---------- Provided material ----------
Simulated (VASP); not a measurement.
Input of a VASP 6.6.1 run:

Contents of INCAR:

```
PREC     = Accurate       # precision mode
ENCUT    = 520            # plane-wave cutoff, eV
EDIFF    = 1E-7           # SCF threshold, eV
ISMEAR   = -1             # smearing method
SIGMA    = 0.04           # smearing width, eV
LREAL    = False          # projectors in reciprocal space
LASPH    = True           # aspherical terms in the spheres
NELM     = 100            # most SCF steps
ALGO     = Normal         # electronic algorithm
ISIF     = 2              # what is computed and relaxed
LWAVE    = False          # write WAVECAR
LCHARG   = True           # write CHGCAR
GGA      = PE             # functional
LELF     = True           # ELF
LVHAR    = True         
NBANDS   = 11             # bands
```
----------

• Brief: Print each entry above exactly as given.

• Answer space:
Simulated (VASP); not a measurement.
Input of a VASP 6.6.1 run:

Contents of INCAR:

```
PREC     = Accurate       # precision mode
ENCUT    = 520            # plane-wave cutoff, eV
EDIFF    = 1E-7           # SCF threshold, eV
ISMEAR   = -1             # smearing method
SIGMA    = 0.04           # smearing width, eV
LREAL    = False          # projectors in reciprocal space
LASPH    = True           # aspherical terms in the spheres
NELM     = 100            # most SCF steps
ALGO     = Normal         # electronic algorithm
ISIF     = 2              # what is computed and relaxed
LWAVE    = False          # write WAVECAR
LCHARG   = True           # write CHGCAR
GGA      = PE             # functional
LELF     = True           # ELF
LVHAR    = True         
NBANDS   = 11             # bands
```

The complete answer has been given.